# INFORMATION PROVIDED
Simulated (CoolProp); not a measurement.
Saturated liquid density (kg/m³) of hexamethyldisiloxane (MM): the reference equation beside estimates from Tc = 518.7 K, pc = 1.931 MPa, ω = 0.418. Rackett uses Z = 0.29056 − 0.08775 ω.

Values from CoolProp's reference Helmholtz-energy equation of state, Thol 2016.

# WORK ITEM
Beginning with the first line above, could you copy every line exactly, up to and including the one with "Saturated liquid density"?

# EXERCISE ANSWER
Simulated (CoolProp); not a measurement.
Saturated liquid density (kg/m³) of hexamethyldisiloxane (MM): the reference equation beside estimates from Tc = 518.7 K, pc = 1.931 MPa, ω = 0.418. Rackett uses Z = 0.29056 − 0.08775 ω.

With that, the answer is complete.